**DATASET EXTRACT:**
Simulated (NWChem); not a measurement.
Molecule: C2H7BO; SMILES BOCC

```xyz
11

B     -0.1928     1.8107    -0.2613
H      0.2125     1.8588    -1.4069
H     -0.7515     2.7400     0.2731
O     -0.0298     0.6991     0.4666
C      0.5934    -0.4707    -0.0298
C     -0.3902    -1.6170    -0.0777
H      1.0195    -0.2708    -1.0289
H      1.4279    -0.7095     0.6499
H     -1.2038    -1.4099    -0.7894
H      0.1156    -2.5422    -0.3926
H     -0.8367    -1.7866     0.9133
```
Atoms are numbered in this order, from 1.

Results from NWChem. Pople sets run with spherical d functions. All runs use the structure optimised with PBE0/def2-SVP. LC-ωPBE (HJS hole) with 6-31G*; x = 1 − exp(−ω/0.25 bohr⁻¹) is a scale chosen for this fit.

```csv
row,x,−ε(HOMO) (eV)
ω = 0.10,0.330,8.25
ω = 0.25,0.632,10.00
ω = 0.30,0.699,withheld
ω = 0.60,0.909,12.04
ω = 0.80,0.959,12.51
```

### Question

**WORK REQUEST:**
In full and word for word, set down the records shown above.

**WRITTEN REPLY:**
Simulated (NWChem); not a measurement.
Molecule: C2H7BO; SMILES BOCC

```xyz
11

B     -0.1928     1.8107    -0.2613
H      0.2125     1.8588    -1.4069
H     -0.7515     2.7400     0.2731
O     -0.0298     0.6991     0.4666
C      0.5934    -0.4707    -0.0298
C     -0.3902    -1.6170    -0.0777
H      1.0195    -0.2708    -1.0289
H      1.4279    -0.7095     0.6499
H     -1.2038    -1.4099    -0.7894
H      0.1156    -2.5422    -0.3926
H     -0.8367    -1.7866     0.9133
```
Atoms are numbered in this order, from 1.

Results from NWChem. Pople sets run with spherical d functions. All runs use the structure optimised with PBE0/def2-SVP. LC-ωPBE (HJS hole) with 6-31G*; x = 1 − exp(−ω/0.25 bohr⁻¹) is a scale chosen for this fit.

```csv
row,x,−ε(HOMO) (eV)
ω = 0.10,0.330,8.25
ω = 0.25,0.632,10.00
ω = 0.30,0.699,withheld
ω = 0.60,0.909,12.04
ω = 0.80,0.959,12.51
```

### Question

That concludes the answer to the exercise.